REQUIRED ACTION:
Retype, without any change, the first line of the records and every line after it through the one containing "volume, so no fit is quoted.".

[SUPPLIED ENTRIES — start]

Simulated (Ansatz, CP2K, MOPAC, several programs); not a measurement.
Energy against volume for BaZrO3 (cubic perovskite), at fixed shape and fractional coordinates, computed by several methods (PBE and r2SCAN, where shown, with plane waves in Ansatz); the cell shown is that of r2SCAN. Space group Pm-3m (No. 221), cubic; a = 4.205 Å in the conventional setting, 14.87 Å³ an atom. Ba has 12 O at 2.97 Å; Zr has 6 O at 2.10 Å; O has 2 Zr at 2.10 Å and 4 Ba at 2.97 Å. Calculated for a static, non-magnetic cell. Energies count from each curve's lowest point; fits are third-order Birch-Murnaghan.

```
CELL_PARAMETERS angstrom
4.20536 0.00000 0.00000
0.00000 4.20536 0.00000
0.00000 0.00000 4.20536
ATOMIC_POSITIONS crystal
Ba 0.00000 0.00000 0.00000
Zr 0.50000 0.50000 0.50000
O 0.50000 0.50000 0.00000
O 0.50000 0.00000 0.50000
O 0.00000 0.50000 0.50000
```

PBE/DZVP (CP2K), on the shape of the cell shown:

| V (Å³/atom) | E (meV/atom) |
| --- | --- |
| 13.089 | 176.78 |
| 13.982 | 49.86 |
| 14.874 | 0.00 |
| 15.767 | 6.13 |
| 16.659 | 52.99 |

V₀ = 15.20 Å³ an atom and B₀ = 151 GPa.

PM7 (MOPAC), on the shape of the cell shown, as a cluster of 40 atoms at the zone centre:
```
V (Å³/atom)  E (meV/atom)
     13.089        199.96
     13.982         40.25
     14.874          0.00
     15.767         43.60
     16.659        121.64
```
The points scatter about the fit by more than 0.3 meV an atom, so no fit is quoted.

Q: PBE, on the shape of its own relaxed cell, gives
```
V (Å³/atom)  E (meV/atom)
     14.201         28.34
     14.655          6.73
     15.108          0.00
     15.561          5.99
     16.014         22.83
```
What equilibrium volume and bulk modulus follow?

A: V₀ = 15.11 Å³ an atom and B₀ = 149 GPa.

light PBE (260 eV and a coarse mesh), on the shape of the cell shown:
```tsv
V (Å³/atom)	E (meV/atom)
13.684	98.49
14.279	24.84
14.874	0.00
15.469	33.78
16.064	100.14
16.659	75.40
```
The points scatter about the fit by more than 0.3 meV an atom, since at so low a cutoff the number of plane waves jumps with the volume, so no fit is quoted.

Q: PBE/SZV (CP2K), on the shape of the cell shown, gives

[SUPPLIED ENTRIES — finish]

WRITTEN REPLY:
Simulated (Ansatz, CP2K, MOPAC, several programs); not a measurement.
Energy against volume for BaZrO3 (cubic perovskite), at fixed shape and fractional coordinates, computed by several methods (PBE and r2SCAN, where shown, with plane waves in Ansatz); the cell shown is that of r2SCAN. Space group Pm-3m (No. 221), cubic; a = 4.205 Å in the conventional setting, 14.87 Å³ an atom. Ba has 12 O at 2.97 Å; Zr has 6 O at 2.10 Å; O has 2 Zr at 2.10 Å and 4 Ba at 2.97 Å. Calculated for a static, non-magnetic cell. Energies count from each curve's lowest point; fits are third-order Birch-Murnaghan.

```
CELL_PARAMETERS angstrom
4.20536 0.00000 0.00000
0.00000 4.20536 0.00000
0.00000 0.00000 4.20536
ATOMIC_POSITIONS crystal
Ba 0.00000 0.00000 0.00000
Zr 0.50000 0.50000 0.50000
O 0.50000 0.50000 0.00000
O 0.50000 0.00000 0.50000
O 0.00000 0.50000 0.50000
```

PBE/DZVP (CP2K), on the shape of the cell shown:

| V (Å³/atom) | E (meV/atom) |
| --- | --- |
| 13.089 | 176.78 |
| 13.982 | 49.86 |
| 14.874 | 0.00 |
| 15.767 | 6.13 |
| 16.659 | 52.99 |

V₀ = 15.20 Å³ an atom and B₀ = 151 GPa.

PM7 (MOPAC), on the shape of the cell shown, as a cluster of 40 atoms at the zone centre:
```
V (Å³/atom)  E (meV/atom)
     13.089        199.96
     13.982         40.25
     14.874          0.00
     15.767         43.60
     16.659        121.64
```
The points scatter about the fit by more than 0.3 meV an atom, so no fit is quoted.

Q: PBE, on the shape of its own relaxed cell, gives
```
V (Å³/atom)  E (meV/atom)
     14.201         28.34
     14.655          6.73
     15.108          0.00
     15.561          5.99
     16.014         22.83
```
What equilibrium volume and bulk modulus follow?

A: V₀ = 15.11 Å³ an atom and B₀ = 149 GPa.

light PBE (260 eV and a coarse mesh), on the shape of the cell shown:
```tsv
V (Å³/atom)	E (meV/atom)
13.684	98.49
14.279	24.84
14.874	0.00
15.469	33.78
16.064	100.14
16.659	75.40
```
The points scatter about the fit by more than 0.3 meV an atom, since at so low a cutoff the number of plane waves jumps with the volume, so no fit is quoted.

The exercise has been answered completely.